------------------------
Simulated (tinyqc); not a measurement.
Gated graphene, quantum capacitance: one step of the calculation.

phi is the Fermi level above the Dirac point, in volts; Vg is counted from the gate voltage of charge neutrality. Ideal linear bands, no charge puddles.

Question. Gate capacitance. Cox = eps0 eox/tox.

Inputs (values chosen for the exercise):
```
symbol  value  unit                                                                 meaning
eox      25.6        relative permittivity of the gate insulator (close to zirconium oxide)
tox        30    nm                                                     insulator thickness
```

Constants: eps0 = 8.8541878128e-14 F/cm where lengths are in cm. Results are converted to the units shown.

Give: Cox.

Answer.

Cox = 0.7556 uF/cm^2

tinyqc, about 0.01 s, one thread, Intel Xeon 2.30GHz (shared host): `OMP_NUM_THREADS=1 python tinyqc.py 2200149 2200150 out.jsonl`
------------------------

WORK REQUEST: From the records above, reproduce exactly the lines from the one with "Gated graphene, quantum" to the one with "Cox = 0.7556 uF/cm^2", both included, and no others.

WRITTEN SOLUTION:
Gated graphene, quantum capacitance: one step of the calculation.

phi is the Fermi level above the Dirac point, in volts; Vg is counted from the gate voltage of charge neutrality. Ideal linear bands, no charge puddles.

Question. Gate capacitance. Cox = eps0 eox/tox.

Inputs (values chosen for the exercise):
```
symbol  value  unit                                                                 meaning
eox      25.6        relative permittivity of the gate insulator (close to zirconium oxide)
tox        30    nm                                                     insulator thickness
```

Constants: eps0 = 8.8541878128e-14 F/cm where lengths are in cm. Results are converted to the units shown.

Give: Cox.

Answer.

Cox = 0.7556 uF/cm^2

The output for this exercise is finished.